WORK ORDER - In the data below, one line contains "The structure of" and a later one contains "### Summarise the run.". Print both, with every line between them, exactly and alone.

------ MATERIAL SHOWN

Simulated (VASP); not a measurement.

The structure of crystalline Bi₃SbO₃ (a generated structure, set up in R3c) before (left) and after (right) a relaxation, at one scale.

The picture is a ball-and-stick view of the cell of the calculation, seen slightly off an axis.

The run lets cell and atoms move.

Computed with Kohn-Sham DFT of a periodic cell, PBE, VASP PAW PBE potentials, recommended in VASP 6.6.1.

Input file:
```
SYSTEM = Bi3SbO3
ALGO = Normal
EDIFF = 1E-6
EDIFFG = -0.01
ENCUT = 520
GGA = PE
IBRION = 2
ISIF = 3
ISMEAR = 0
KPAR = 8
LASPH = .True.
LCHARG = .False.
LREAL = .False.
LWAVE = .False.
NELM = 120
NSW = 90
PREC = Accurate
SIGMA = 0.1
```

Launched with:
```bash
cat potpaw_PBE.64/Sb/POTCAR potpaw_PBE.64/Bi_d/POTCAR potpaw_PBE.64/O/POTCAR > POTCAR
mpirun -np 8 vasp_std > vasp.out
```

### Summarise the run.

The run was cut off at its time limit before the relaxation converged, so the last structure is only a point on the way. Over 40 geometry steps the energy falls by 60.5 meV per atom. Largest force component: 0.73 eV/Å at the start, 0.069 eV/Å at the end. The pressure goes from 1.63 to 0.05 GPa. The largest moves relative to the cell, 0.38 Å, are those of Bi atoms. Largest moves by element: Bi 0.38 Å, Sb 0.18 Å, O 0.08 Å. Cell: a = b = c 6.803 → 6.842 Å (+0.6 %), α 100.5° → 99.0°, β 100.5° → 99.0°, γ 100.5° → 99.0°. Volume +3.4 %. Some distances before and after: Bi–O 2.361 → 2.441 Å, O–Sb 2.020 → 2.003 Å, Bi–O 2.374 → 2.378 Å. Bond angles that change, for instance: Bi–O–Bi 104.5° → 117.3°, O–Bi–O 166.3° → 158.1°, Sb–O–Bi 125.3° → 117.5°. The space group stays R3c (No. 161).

------------

PROBLEM SOLUTION -
The structure of crystalline Bi₃SbO₃ (a generated structure, set up in R3c) before (left) and after (right) a relaxation, at one scale.

The picture is a ball-and-stick view of the cell of the calculation, seen slightly off an axis.

The run lets cell and atoms move.

Computed with Kohn-Sham DFT of a periodic cell, PBE, VASP PAW PBE potentials, recommended in VASP 6.6.1.

Input file:
```
SYSTEM = Bi3SbO3
ALGO = Normal
EDIFF = 1E-6
EDIFFG = -0.01
ENCUT = 520
GGA = PE
IBRION = 2
ISIF = 3
ISMEAR = 0
KPAR = 8
LASPH = .True.
LCHARG = .False.
LREAL = .False.
LWAVE = .False.
NELM = 120
NSW = 90
PREC = Accurate
SIGMA = 0.1
```

Launched with:
```bash
cat potpaw_PBE.64/Sb/POTCAR potpaw_PBE.64/Bi_d/POTCAR potpaw_PBE.64/O/POTCAR > POTCAR
mpirun -np 8 vasp_std > vasp.out
```

### Summarise the run.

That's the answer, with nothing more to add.